- Opening Delimiter -

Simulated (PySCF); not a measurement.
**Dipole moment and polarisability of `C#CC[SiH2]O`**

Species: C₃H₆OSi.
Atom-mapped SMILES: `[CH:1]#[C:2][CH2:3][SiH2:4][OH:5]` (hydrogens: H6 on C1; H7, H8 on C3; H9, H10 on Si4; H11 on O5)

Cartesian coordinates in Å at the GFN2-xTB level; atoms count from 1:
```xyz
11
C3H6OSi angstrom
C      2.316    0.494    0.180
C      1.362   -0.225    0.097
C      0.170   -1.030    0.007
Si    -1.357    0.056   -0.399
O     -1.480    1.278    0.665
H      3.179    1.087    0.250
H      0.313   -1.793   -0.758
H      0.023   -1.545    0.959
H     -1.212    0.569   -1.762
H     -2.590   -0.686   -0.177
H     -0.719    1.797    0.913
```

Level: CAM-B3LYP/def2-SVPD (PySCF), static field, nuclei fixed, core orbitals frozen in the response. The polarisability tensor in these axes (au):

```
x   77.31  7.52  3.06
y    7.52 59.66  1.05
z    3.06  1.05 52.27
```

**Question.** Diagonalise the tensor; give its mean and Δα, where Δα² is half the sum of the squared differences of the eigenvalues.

- Closing Delimiter -

# Action item
Repeat the whole of the data above exactly, keeping every word.

# Exercise output
Simulated (PySCF); not a measurement.
**Dipole moment and polarisability of `C#CC[SiH2]O`**

Species: C₃H₆OSi.
Atom-mapped SMILES: `[CH:1]#[C:2][CH2:3][SiH2:4][OH:5]` (hydrogens: H6 on C1; H7, H8 on C3; H9, H10 on Si4; H11 on O5)

Cartesian coordinates in Å at the GFN2-xTB level; atoms count from 1:
```xyz
11
C3H6OSi angstrom
C      2.316    0.494    0.180
C      1.362   -0.225    0.097
C      0.170   -1.030    0.007
Si    -1.357    0.056   -0.399
O     -1.480    1.278    0.665
H      3.179    1.087    0.250
H      0.313   -1.793   -0.758
H      0.023   -1.545    0.959
H     -1.212    0.569   -1.762
H     -2.590   -0.686   -0.177
H     -0.719    1.797    0.913
```

Level: CAM-B3LYP/def2-SVPD (PySCF), static field, nuclei fixed, core orbitals frozen in the response. The polarisability tensor in these axes (au):

```
x   77.31  7.52  3.06
y    7.52 59.66  1.05
z    3.06  1.05 52.27
```

**Question.** Diagonalise the tensor; give its mean and Δα, where Δα² is half the sum of the squared differences of the eigenvalues.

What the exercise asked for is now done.